Work instruction:
Each entry below should be printed exactly as given.

──────── Information given

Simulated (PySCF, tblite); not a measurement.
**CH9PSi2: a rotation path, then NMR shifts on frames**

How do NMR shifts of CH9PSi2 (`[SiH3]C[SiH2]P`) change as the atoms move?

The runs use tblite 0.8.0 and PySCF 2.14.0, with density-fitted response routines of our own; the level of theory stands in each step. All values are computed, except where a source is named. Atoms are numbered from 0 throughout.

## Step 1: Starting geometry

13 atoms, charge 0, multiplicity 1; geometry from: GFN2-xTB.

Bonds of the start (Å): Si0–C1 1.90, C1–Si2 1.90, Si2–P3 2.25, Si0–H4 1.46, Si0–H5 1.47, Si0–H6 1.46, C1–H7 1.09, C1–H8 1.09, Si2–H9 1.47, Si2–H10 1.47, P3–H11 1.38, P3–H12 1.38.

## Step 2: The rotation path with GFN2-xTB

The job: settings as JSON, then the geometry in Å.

────────────────

Exercise result:
Simulated (PySCF, tblite); not a measurement.
**CH9PSi2: a rotation path, then NMR shifts on frames**

How do NMR shifts of CH9PSi2 (`[SiH3]C[SiH2]P`) change as the atoms move?

The runs use tblite 0.8.0 and PySCF 2.14.0, with density-fitted response routines of our own; the level of theory stands in each step. All values are computed, except where a source is named. Atoms are numbered from 0 throughout.

## Step 1: Starting geometry

13 atoms, charge 0, multiplicity 1; geometry from: GFN2-xTB.

Bonds of the start (Å): Si0–C1 1.90, C1–Si2 1.90, Si2–P3 2.25, Si0–H4 1.46, Si0–H5 1.47, Si0–H6 1.46, C1–H7 1.09, C1–H8 1.09, Si2–H9 1.47, Si2–H10 1.47, P3–H11 1.38, P3–H12 1.38.

## Step 2: The rotation path with GFN2-xTB

The job: settings as JSON, then the geometry in Å.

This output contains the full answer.